═══ Excerpted records ═══

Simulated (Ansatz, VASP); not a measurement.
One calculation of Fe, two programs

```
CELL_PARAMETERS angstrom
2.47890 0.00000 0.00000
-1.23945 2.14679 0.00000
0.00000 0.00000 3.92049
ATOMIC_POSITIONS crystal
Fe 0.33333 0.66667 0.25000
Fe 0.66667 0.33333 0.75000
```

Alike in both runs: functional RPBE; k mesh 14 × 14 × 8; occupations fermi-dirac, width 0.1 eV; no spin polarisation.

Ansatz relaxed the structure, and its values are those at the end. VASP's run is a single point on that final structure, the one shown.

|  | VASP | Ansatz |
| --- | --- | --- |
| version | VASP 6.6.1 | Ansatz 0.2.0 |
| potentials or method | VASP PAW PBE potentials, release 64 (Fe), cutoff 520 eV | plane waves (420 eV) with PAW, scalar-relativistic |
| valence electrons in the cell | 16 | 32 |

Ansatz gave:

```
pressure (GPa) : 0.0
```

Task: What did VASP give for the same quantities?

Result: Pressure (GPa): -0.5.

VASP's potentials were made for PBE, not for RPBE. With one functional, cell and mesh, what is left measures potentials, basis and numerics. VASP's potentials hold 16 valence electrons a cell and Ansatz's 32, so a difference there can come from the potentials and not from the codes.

═══

_Work item:_ Using the entries above, return exactly the lines from the line with "Ansatz 0.2.0 |" to the line with "Result: Pressure (GPa): -0.5.", counting both of those lines.

_Problem solution:_
| version | VASP 6.6.1 | Ansatz 0.2.0 |
| potentials or method | VASP PAW PBE potentials, release 64 (Fe), cutoff 520 eV | plane waves (420 eV) with PAW, scalar-relativistic |
| valence electrons in the cell | 16 | 32 |

Ansatz gave:

```
pressure (GPa) : 0.0
```

Task: What did VASP give for the same quantities?

Result: Pressure (GPa): -0.5.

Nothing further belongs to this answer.